◇ ◇ ◇

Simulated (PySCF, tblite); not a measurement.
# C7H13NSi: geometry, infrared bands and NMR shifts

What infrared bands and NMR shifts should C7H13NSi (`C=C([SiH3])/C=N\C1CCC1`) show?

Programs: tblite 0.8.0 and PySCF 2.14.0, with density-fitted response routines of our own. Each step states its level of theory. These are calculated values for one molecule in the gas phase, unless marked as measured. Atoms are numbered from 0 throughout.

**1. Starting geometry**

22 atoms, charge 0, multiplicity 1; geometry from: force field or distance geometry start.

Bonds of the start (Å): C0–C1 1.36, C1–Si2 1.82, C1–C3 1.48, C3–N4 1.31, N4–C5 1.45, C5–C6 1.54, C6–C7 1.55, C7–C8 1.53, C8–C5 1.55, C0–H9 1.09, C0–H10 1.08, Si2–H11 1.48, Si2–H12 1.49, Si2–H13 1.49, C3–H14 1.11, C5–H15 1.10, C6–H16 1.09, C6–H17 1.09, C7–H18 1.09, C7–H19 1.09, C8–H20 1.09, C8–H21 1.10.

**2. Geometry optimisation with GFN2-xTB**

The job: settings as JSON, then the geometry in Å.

◇ ◇ ◇

### Activity
Repeat all of the records above exactly as written.

### Task response
Simulated (PySCF, tblite); not a measurement.
# C7H13NSi: geometry, infrared bands and NMR shifts

What infrared bands and NMR shifts should C7H13NSi (`C=C([SiH3])/C=N\C1CCC1`) show?

Programs: tblite 0.8.0 and PySCF 2.14.0, with density-fitted response routines of our own. Each step states its level of theory. These are calculated values for one molecule in the gas phase, unless marked as measured. Atoms are numbered from 0 throughout.

**1. Starting geometry**

22 atoms, charge 0, multiplicity 1; geometry from: force field or distance geometry start.

Bonds of the start (Å): C0–C1 1.36, C1–Si2 1.82, C1–C3 1.48, C3–N4 1.31, N4–C5 1.45, C5–C6 1.54, C6–C7 1.55, C7–C8 1.53, C8–C5 1.55, C0–H9 1.09, C0–H10 1.08, Si2–H11 1.48, Si2–H12 1.49, Si2–H13 1.49, C3–H14 1.11, C5–H15 1.10, C6–H16 1.09, C6–H17 1.09, C7–H18 1.09, C7–H19 1.09, C8–H20 1.09, C8–H21 1.10.

**2. Geometry optimisation with GFN2-xTB**

The job: settings as JSON, then the geometry in Å.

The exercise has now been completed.